ASSIGNMENT: A verbatim transcript of the lines below, starting at the first and ending with the one that holds "is the partner?", is what should be produced.

§ §

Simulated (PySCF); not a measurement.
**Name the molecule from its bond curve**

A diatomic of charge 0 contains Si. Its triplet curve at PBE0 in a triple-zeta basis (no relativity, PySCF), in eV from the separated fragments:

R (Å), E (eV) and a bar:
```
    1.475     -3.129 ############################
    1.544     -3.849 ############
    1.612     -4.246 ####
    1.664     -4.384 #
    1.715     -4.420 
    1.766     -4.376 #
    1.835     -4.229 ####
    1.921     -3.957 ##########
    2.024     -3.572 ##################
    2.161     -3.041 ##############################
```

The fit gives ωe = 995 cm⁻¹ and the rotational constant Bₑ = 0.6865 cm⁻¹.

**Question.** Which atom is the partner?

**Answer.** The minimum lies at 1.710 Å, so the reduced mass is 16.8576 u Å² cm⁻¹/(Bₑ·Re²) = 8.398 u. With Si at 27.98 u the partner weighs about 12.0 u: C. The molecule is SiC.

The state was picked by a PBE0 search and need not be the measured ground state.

§ §

TASK RESULT:
Simulated (PySCF); not a measurement.
**Name the molecule from its bond curve**

A diatomic of charge 0 contains Si. Its triplet curve at PBE0 in a triple-zeta basis (no relativity, PySCF), in eV from the separated fragments:

R (Å), E (eV) and a bar:
```
    1.475     -3.129 ############################
    1.544     -3.849 ############
    1.612     -4.246 ####
    1.664     -4.384 #
    1.715     -4.420 
    1.766     -4.376 #
    1.835     -4.229 ####
    1.921     -3.957 ##########
    2.024     -3.572 ##################
    2.161     -3.041 ##############################
```

The fit gives ωe = 995 cm⁻¹ and the rotational constant Bₑ = 0.6865 cm⁻¹.

**Question.** Which atom is the partner?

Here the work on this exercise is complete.